ENTRIES SUPPLIED
· · · · · · ·
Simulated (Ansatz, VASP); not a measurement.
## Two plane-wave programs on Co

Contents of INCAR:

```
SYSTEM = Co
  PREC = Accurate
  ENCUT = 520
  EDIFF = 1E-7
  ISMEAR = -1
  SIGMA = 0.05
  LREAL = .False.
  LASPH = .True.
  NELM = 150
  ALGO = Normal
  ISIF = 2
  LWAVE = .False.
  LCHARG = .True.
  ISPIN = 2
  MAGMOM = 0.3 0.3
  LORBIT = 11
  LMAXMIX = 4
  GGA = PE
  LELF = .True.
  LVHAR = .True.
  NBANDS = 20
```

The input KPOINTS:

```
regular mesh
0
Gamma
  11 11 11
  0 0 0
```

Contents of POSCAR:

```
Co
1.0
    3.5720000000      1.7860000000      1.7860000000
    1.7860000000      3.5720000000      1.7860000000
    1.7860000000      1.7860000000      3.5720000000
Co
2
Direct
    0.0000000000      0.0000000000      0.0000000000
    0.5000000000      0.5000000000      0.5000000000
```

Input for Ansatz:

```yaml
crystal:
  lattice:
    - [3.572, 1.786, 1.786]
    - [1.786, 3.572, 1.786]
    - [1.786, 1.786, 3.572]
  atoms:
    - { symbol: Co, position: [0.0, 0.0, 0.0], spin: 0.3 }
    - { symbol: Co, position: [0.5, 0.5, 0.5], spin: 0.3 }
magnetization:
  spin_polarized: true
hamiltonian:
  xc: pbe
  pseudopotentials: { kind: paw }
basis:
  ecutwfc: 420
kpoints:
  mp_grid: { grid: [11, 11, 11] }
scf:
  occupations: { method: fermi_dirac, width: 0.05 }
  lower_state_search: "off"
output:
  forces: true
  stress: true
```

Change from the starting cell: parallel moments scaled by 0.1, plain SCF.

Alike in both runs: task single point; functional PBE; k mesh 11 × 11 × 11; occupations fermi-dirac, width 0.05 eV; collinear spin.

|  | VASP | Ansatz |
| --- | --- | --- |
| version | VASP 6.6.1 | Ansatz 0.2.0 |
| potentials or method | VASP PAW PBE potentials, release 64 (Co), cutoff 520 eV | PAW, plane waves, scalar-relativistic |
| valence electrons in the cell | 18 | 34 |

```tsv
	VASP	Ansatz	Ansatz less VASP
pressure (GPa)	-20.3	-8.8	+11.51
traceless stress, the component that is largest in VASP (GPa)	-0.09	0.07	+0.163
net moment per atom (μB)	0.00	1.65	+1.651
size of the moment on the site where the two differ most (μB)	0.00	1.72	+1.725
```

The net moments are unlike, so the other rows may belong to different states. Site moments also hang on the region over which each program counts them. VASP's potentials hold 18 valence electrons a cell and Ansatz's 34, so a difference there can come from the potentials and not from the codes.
· · · · · · ·

ASSIGNED TASK
Exactly those lines that run from the start of the listing to the line containing "Change from the" should be output, and no others.

TASK RESPONSE
Simulated (Ansatz, VASP); not a measurement.
## Two plane-wave programs on Co

Contents of INCAR:

```
SYSTEM = Co
  PREC = Accurate
  ENCUT = 520
  EDIFF = 1E-7
  ISMEAR = -1
  SIGMA = 0.05
  LREAL = .False.
  LASPH = .True.
  NELM = 150
  ALGO = Normal
  ISIF = 2
  LWAVE = .False.
  LCHARG = .True.
  ISPIN = 2
  MAGMOM = 0.3 0.3
  LORBIT = 11
  LMAXMIX = 4
  GGA = PE
  LELF = .True.
  LVHAR = .True.
  NBANDS = 20
```

The input KPOINTS:

```
regular mesh
0
Gamma
  11 11 11
  0 0 0
```

Contents of POSCAR:

```
Co
1.0
    3.5720000000      1.7860000000      1.7860000000
    1.7860000000      3.5720000000      1.7860000000
    1.7860000000      1.7860000000      3.5720000000
Co
2
Direct
    0.0000000000      0.0000000000      0.0000000000
    0.5000000000      0.5000000000      0.5000000000
```

Input for Ansatz:

```yaml
crystal:
  lattice:
    - [3.572, 1.786, 1.786]
    - [1.786, 3.572, 1.786]
    - [1.786, 1.786, 3.572]
  atoms:
    - { symbol: Co, position: [0.0, 0.0, 0.0], spin: 0.3 }
    - { symbol: Co, position: [0.5, 0.5, 0.5], spin: 0.3 }
magnetization:
  spin_polarized: true
hamiltonian:
  xc: pbe
  pseudopotentials: { kind: paw }
basis:
  ecutwfc: 420
kpoints:
  mp_grid: { grid: [11, 11, 11] }
scf:
  occupations: { method: fermi_dirac, width: 0.05 }
  lower_state_search: "off"
output:
  forces: true
  stress: true
```

Change from the starting cell: parallel moments scaled by 0.1, plain SCF.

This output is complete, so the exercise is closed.